Given entries —
^^^^^^^^^^^^^^^^
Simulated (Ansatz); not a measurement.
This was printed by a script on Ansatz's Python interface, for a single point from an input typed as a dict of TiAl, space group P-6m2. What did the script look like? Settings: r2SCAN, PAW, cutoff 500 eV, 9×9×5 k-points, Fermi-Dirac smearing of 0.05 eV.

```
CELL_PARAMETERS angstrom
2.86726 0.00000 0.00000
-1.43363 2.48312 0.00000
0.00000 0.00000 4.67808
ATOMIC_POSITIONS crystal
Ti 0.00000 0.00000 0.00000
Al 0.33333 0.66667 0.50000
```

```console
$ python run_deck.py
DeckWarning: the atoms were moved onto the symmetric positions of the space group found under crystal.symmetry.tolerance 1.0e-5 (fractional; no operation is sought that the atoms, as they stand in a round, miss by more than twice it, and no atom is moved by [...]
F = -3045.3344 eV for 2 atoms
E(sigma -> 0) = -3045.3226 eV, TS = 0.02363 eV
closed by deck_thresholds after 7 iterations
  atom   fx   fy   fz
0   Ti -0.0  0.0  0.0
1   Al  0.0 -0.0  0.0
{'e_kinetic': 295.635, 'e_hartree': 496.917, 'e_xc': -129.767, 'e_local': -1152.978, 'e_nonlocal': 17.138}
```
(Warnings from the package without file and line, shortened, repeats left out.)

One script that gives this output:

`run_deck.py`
^^^^^^^^^^^^^^^^

Assignment —
Look above for the line holding "(Warnings from the" and the line holding "One script that", then output exactly those two lines and every line between them, nothing more.

Task solution —
(Warnings from the package without file and line, shortened, repeats left out.)

One script that gives this output:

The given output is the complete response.